**** Data ****
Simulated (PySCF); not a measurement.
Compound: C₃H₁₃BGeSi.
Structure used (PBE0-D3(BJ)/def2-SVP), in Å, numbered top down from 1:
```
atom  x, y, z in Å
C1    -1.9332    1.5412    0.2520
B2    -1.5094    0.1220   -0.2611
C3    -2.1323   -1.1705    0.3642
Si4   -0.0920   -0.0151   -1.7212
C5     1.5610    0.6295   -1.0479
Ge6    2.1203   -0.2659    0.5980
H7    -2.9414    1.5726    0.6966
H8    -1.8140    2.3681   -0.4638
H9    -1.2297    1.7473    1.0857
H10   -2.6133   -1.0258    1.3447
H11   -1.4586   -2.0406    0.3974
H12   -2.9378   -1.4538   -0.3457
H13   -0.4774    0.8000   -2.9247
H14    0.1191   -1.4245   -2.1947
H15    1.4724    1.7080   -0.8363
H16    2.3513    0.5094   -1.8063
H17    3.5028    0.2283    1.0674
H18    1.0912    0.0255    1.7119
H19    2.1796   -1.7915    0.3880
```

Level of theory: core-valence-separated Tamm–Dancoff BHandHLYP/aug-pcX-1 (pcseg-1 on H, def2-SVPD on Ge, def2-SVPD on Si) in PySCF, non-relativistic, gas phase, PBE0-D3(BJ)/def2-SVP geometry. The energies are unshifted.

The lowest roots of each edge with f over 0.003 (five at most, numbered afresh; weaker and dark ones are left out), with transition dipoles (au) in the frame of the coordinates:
****

▸ **Required action**
Could you write out all of the data again, exactly as given?

▸ **Task result**
Simulated (PySCF); not a measurement.
Compound: C₃H₁₃BGeSi.
Structure used (PBE0-D3(BJ)/def2-SVP), in Å, numbered top down from 1:
```
atom  x, y, z in Å
C1    -1.9332    1.5412    0.2520
B2    -1.5094    0.1220   -0.2611
C3    -2.1323   -1.1705    0.3642
Si4   -0.0920   -0.0151   -1.7212
C5     1.5610    0.6295   -1.0479
Ge6    2.1203   -0.2659    0.5980
H7    -2.9414    1.5726    0.6966
H8    -1.8140    2.3681   -0.4638
H9    -1.2297    1.7473    1.0857
H10   -2.6133   -1.0258    1.3447
H11   -1.4586   -2.0406    0.3974
H12   -2.9378   -1.4538   -0.3457
H13   -0.4774    0.8000   -2.9247
H14    0.1191   -1.4245   -2.1947
H15    1.4724    1.7080   -0.8363
H16    2.3513    0.5094   -1.8063
H17    3.5028    0.2283    1.0674
H18    1.0912    0.0255    1.7119
H19    2.1796   -1.7915    0.3880
```

Level of theory: core-valence-separated Tamm–Dancoff BHandHLYP/aug-pcX-1 (pcseg-1 on H, def2-SVPD on Ge, def2-SVPD on Si) in PySCF, non-relativistic, gas phase, PBE0-D3(BJ)/def2-SVP geometry. The energies are unshifted.

The lowest roots of each edge with f over 0.003 (five at most, numbered afresh; weaker and dark ones are left out), with transition dipoles (au) in the frame of the coordinates:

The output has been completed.